Action item ▸
Each record should be retyped word for word.

-- Excerpted data follows --

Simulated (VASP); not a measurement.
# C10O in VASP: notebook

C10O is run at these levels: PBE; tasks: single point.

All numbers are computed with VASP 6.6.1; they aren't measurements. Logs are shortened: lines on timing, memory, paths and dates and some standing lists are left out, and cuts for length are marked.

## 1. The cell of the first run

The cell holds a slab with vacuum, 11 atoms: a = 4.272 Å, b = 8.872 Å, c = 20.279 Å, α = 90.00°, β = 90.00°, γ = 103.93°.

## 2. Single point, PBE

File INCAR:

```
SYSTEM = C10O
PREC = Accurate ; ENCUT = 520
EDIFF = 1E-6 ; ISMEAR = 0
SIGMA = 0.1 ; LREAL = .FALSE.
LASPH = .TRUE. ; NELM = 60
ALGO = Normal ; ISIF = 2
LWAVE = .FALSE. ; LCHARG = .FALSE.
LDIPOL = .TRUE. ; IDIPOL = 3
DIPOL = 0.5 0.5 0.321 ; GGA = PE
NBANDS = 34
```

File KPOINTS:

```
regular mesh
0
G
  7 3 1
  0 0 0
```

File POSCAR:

-- Excerpted data concluded --

Task answer ▸
Simulated (VASP); not a measurement.
# C10O in VASP: notebook

C10O is run at these levels: PBE; tasks: single point.

All numbers are computed with VASP 6.6.1; they aren't measurements. Logs are shortened: lines on timing, memory, paths and dates and some standing lists are left out, and cuts for length are marked.

## 1. The cell of the first run

The cell holds a slab with vacuum, 11 atoms: a = 4.272 Å, b = 8.872 Å, c = 20.279 Å, α = 90.00°, β = 90.00°, γ = 103.93°.

## 2. Single point, PBE

File INCAR:

```
SYSTEM = C10O
PREC = Accurate ; ENCUT = 520
EDIFF = 1E-6 ; ISMEAR = 0
SIGMA = 0.1 ; LREAL = .FALSE.
LASPH = .TRUE. ; NELM = 60
ALGO = Normal ; ISIF = 2
LWAVE = .FALSE. ; LCHARG = .FALSE.
LDIPOL = .TRUE. ; IDIPOL = 3
DIPOL = 0.5 0.5 0.321 ; GGA = PE
NBANDS = 34
```

File KPOINTS:

```
regular mesh
0
G
  7 3 1
  0 0 0
```

File POSCAR:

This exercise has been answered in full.